§ EXTRACTED INFORMATION:
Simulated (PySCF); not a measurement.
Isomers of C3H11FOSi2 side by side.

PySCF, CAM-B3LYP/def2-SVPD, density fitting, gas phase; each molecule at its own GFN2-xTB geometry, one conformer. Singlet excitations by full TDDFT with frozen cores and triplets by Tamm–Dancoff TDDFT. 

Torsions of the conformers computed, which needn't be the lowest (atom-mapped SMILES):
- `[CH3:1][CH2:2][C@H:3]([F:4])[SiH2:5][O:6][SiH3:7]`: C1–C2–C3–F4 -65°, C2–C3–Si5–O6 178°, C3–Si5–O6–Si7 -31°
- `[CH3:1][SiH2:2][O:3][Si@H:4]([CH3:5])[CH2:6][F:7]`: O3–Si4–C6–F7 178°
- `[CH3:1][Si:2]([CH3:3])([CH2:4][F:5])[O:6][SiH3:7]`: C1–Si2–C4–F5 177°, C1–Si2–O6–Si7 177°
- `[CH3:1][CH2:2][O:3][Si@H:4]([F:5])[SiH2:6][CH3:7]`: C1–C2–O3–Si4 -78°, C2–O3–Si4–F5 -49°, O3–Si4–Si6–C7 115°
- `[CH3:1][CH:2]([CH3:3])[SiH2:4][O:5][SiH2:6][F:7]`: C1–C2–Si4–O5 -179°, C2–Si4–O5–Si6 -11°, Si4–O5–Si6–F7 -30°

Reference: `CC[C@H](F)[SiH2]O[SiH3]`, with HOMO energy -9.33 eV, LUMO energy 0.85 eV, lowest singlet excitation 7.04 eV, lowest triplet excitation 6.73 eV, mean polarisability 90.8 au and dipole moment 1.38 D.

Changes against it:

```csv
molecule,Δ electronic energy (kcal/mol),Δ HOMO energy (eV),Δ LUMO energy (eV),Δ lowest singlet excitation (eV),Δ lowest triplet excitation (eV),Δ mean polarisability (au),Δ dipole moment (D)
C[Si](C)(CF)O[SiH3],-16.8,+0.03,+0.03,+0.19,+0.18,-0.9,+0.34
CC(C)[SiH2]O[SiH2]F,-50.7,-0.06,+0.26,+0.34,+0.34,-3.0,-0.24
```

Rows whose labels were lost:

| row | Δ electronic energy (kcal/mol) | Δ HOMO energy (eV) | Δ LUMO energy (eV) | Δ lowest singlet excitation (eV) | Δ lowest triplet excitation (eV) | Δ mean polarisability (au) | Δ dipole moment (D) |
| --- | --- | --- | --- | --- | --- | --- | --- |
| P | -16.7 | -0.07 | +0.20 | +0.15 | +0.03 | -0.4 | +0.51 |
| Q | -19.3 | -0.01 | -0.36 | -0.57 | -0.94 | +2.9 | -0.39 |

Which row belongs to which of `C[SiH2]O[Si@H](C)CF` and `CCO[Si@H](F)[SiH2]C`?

§ REQUIRED ACTION:
Could you transcribe the entries exactly, from the first line through the line containing "Isomers of C3H11FOSi2 side by side.", and give nothing more?

§ RESPONSE:
Simulated (PySCF); not a measurement.
Isomers of C3H11FOSi2 side by side.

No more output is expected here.